================================
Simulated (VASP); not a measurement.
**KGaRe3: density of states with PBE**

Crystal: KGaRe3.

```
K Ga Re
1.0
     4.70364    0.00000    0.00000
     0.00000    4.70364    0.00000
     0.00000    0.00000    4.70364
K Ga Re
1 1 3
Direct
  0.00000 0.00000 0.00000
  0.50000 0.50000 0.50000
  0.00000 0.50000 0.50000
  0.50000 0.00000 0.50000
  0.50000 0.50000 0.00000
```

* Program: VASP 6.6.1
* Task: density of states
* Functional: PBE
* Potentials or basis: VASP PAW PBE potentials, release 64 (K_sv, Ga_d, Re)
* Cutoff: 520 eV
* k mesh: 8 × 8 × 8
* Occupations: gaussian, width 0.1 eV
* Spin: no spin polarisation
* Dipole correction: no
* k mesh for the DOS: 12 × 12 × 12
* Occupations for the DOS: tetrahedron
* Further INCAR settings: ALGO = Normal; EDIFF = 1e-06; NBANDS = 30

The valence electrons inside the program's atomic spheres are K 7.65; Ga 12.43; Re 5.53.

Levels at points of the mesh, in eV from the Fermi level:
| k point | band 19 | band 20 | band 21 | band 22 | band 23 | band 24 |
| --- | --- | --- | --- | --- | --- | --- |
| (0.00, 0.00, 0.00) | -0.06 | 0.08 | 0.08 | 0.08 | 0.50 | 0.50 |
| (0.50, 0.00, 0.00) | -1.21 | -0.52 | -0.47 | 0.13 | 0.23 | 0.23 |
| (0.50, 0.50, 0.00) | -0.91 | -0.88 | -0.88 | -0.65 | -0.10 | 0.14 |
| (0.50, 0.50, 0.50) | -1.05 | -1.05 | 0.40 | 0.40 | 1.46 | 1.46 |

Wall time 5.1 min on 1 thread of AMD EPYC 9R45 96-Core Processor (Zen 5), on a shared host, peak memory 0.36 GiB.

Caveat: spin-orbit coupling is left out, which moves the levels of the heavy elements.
================================

### Work task
All lines from the beginning of the entries through the line marked "-0.10 | 0.14 |" are to be output exactly; nothing else belongs in the answer.

### Answer box
Simulated (VASP); not a measurement.
**KGaRe3: density of states with PBE**

Crystal: KGaRe3.

```
K Ga Re
1.0
     4.70364    0.00000    0.00000
     0.00000    4.70364    0.00000
     0.00000    0.00000    4.70364
K Ga Re
1 1 3
Direct
  0.00000 0.00000 0.00000
  0.50000 0.50000 0.50000
  0.00000 0.50000 0.50000
  0.50000 0.00000 0.50000
  0.50000 0.50000 0.00000
```

* Program: VASP 6.6.1
* Task: density of states
* Functional: PBE
* Potentials or basis: VASP PAW PBE potentials, release 64 (K_sv, Ga_d, Re)
* Cutoff: 520 eV
* k mesh: 8 × 8 × 8
* Occupations: gaussian, width 0.1 eV
* Spin: no spin polarisation
* Dipole correction: no
* k mesh for the DOS: 12 × 12 × 12
* Occupations for the DOS: tetrahedron
* Further INCAR settings: ALGO = Normal; EDIFF = 1e-06; NBANDS = 30

The valence electrons inside the program's atomic spheres are K 7.65; Ga 12.43; Re 5.53.

Levels at points of the mesh, in eV from the Fermi level:
| k point | band 19 | band 20 | band 21 | band 22 | band 23 | band 24 |
| --- | --- | --- | --- | --- | --- | --- |
| (0.00, 0.00, 0.00) | -0.06 | 0.08 | 0.08 | 0.08 | 0.50 | 0.50 |
| (0.50, 0.00, 0.00) | -1.21 | -0.52 | -0.47 | 0.13 | 0.23 | 0.23 |
| (0.50, 0.50, 0.00) | -0.91 | -0.88 | -0.88 | -0.65 | -0.10 | 0.14 |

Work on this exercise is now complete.